RECORD SET Block Start

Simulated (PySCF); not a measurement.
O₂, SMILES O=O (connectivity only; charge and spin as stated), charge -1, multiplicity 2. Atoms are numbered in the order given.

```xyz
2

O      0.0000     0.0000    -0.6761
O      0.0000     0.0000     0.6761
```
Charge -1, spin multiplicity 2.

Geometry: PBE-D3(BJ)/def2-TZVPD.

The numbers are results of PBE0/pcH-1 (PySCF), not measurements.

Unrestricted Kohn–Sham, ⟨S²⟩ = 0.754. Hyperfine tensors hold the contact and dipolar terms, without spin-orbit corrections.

RECORD SET Block End

- **ACTION ITEM**:
All of the records above must be reproduced exactly.

- **TASK SOLUTION**:
Simulated (PySCF); not a measurement.
O₂, SMILES O=O (connectivity only; charge and spin as stated), charge -1, multiplicity 2. Atoms are numbered in the order given.

```xyz
2

O      0.0000     0.0000    -0.6761
O      0.0000     0.0000     0.6761
```
Charge -1, spin multiplicity 2.

Geometry: PBE-D3(BJ)/def2-TZVPD.

The numbers are results of PBE0/pcH-1 (PySCF), not measurements.

Unrestricted Kohn–Sham, ⟨S²⟩ = 0.754. Hyperfine tensors hold the contact and dipolar terms, without spin-orbit corrections.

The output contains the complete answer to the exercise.